> **ACTIVITY**: Copy out, word for word, the lines from the start of the data below through the line containing "Q: Describe the change and its energy.", and no others.

> **MATERIAL PROVIDED**:
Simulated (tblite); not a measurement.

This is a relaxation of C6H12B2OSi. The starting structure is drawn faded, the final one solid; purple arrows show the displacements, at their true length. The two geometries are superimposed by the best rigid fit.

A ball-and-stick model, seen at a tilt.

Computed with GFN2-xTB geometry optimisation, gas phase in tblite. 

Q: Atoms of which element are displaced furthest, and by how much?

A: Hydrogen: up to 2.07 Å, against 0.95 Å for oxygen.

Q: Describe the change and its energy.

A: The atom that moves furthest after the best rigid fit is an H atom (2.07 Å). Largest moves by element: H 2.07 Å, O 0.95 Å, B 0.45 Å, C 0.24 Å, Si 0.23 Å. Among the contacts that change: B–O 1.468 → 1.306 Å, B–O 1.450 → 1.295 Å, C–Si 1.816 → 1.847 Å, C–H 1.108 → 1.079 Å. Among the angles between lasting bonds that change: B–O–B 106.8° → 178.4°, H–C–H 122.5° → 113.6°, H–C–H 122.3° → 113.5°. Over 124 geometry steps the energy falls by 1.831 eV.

> **YOUR RESPONSE**:
Simulated (tblite); not a measurement.

This is a relaxation of C6H12B2OSi. The starting structure is drawn faded, the final one solid; purple arrows show the displacements, at their true length. The two geometries are superimposed by the best rigid fit.

A ball-and-stick model, seen at a tilt.

Computed with GFN2-xTB geometry optimisation, gas phase in tblite. 

Q: Atoms of which element are displaced furthest, and by how much?

A: Hydrogen: up to 2.07 Å, against 0.95 Å for oxygen.

Q: Describe the change and its energy.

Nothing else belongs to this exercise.